Copy every record exactly. Nothing may be skipped.

> _Entries provided_
- - - - - - -

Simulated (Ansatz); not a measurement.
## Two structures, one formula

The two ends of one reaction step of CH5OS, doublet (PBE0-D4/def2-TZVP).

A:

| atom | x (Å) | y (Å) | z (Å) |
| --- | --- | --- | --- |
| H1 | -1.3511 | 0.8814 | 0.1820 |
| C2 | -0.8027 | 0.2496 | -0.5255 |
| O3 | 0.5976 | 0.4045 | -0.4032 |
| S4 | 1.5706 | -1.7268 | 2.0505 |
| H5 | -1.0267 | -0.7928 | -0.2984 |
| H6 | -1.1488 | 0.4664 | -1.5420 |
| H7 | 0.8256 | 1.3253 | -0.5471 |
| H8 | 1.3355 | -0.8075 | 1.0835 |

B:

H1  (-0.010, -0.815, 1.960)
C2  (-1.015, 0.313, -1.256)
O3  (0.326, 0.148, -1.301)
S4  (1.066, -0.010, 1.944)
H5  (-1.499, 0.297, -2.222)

- - - - - - -

> _Written answer_
Simulated (Ansatz); not a measurement.
## Two structures, one formula

The two ends of one reaction step of CH5OS, doublet (PBE0-D4/def2-TZVP).

A:

| atom | x (Å) | y (Å) | z (Å) |
| --- | --- | --- | --- |
| H1 | -1.3511 | 0.8814 | 0.1820 |
| C2 | -0.8027 | 0.2496 | -0.5255 |
| O3 | 0.5976 | 0.4045 | -0.4032 |
| S4 | 1.5706 | -1.7268 | 2.0505 |
| H5 | -1.0267 | -0.7928 | -0.2984 |
| H6 | -1.1488 | 0.4664 | -1.5420 |
| H7 | 0.8256 | 1.3253 | -0.5471 |
| H8 | 1.3355 | -0.8075 | 1.0835 |

B:

H1  (-0.010, -0.815, 1.960)
C2  (-1.015, 0.313, -1.256)
O3  (0.326, 0.148, -1.301)
S4  (1.066, -0.010, 1.944)
H5  (-1.499, 0.297, -2.222)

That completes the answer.